ACTIVITY: All lines from the opening of the entries below through the line containing "# Resistance of a" must be output exactly as they appear, with no other lines.

=-=-=
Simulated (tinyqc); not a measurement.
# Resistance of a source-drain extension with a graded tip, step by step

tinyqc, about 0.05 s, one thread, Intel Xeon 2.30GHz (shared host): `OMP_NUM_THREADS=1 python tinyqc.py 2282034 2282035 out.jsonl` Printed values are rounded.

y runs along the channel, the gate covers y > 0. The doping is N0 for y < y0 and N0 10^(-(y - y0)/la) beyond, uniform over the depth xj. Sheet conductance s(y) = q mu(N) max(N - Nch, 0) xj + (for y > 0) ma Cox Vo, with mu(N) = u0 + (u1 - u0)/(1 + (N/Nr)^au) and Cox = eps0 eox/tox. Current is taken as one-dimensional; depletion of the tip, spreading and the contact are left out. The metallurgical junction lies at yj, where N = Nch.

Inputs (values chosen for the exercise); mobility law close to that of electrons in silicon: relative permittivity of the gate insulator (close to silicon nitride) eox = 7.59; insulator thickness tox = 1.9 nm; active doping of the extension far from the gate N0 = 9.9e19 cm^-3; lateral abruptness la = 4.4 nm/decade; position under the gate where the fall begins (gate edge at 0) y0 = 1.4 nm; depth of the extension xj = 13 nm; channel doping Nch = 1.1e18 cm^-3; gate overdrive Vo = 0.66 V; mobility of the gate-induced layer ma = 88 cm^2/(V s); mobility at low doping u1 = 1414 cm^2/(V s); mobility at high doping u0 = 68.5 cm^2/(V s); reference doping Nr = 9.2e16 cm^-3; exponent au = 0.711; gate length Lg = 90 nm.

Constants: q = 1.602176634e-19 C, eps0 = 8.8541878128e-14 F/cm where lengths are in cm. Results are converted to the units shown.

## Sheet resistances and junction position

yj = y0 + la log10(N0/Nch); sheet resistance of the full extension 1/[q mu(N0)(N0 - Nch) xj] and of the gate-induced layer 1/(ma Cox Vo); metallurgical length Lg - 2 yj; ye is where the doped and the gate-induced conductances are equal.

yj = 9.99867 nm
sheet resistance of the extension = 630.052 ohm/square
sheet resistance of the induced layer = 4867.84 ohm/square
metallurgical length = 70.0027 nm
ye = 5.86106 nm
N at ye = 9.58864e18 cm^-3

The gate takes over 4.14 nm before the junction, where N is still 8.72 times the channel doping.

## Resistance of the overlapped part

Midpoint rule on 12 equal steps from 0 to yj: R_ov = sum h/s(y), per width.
=-=-=

SOLUTION:
Simulated (tinyqc); not a measurement.
# Resistance of a source-drain extension with a graded tip, step by step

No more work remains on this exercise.